**** Recorded data ****

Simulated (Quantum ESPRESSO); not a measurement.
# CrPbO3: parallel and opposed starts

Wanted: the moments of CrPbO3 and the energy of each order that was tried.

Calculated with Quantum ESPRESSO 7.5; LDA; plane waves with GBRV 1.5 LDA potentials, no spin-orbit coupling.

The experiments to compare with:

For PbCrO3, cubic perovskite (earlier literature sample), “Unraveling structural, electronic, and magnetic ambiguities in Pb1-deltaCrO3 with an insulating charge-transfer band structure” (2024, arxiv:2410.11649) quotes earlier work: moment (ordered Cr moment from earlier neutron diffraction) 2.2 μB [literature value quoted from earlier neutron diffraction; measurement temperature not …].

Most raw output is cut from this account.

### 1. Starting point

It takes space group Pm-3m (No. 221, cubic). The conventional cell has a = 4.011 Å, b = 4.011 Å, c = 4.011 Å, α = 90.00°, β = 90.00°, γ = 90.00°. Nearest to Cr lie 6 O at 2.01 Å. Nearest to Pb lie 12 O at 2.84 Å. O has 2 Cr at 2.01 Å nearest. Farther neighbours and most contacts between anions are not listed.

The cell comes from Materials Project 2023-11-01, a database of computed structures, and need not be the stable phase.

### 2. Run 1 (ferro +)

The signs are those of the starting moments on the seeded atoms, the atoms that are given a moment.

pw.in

****

• Assigned task: Going line by line, repeat the whole listing exactly.

• Task result:
Simulated (Quantum ESPRESSO); not a measurement.
# CrPbO3: parallel and opposed starts

Wanted: the moments of CrPbO3 and the energy of each order that was tried.

Calculated with Quantum ESPRESSO 7.5; LDA; plane waves with GBRV 1.5 LDA potentials, no spin-orbit coupling.

The experiments to compare with:

For PbCrO3, cubic perovskite (earlier literature sample), “Unraveling structural, electronic, and magnetic ambiguities in Pb1-deltaCrO3 with an insulating charge-transfer band structure” (2024, arxiv:2410.11649) quotes earlier work: moment (ordered Cr moment from earlier neutron diffraction) 2.2 μB [literature value quoted from earlier neutron diffraction; measurement temperature not …].

Most raw output is cut from this account.

### 1. Starting point

It takes space group Pm-3m (No. 221, cubic). The conventional cell has a = 4.011 Å, b = 4.011 Å, c = 4.011 Å, α = 90.00°, β = 90.00°, γ = 90.00°. Nearest to Cr lie 6 O at 2.01 Å. Nearest to Pb lie 12 O at 2.84 Å. O has 2 Cr at 2.01 Å nearest. Farther neighbours and most contacts between anions are not listed.

The cell comes from Materials Project 2023-11-01, a database of computed structures, and need not be the stable phase.

### 2. Run 1 (ferro +)

The signs are those of the starting moments on the seeded atoms, the atoms that are given a moment.

pw.in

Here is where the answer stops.